[Start of section]

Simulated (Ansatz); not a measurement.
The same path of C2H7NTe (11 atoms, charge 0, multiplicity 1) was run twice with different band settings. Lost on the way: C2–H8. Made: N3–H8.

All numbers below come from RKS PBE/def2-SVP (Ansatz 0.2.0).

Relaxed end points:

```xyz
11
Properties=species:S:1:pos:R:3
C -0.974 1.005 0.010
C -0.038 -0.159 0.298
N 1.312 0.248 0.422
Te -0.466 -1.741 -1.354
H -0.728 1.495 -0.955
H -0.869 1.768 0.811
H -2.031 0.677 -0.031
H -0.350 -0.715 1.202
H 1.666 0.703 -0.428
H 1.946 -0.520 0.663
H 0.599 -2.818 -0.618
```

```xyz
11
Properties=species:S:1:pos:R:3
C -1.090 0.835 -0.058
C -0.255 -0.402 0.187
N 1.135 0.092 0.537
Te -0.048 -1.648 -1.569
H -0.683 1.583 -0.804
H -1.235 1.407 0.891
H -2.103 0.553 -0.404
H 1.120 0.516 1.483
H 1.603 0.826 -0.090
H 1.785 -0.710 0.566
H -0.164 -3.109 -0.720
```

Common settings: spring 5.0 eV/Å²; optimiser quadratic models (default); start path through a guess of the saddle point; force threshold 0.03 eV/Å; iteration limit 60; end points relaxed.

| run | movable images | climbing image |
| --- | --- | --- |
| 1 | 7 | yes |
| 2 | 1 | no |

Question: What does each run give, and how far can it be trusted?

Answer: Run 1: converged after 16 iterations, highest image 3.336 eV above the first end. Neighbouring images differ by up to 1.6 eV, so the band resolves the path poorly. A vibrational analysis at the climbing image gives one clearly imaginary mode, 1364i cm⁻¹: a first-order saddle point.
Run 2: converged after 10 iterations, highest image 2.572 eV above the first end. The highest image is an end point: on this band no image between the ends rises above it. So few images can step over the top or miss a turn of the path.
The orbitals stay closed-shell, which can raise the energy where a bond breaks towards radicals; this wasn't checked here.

[End of section]

- _ACTION ITEM_:
Given the records above, restate word for word only the lines starting at the one with "Question: What does" and ending at the one with "Run 2: converged".

- _REPLY_:
Question: What does each run give, and how far can it be trusted?

Answer: Run 1: converged after 16 iterations, highest image 3.336 eV above the first end. Neighbouring images differ by up to 1.6 eV, so the band resolves the path poorly. A vibrational analysis at the climbing image gives one clearly imaginary mode, 1364i cm⁻¹: a first-order saddle point.
Run 2: converged after 10 iterations, highest image 2.572 eV above the first end. The highest image is an end point: on this band no image between the ends rises above it. So few images can step over the top or miss a turn of the path.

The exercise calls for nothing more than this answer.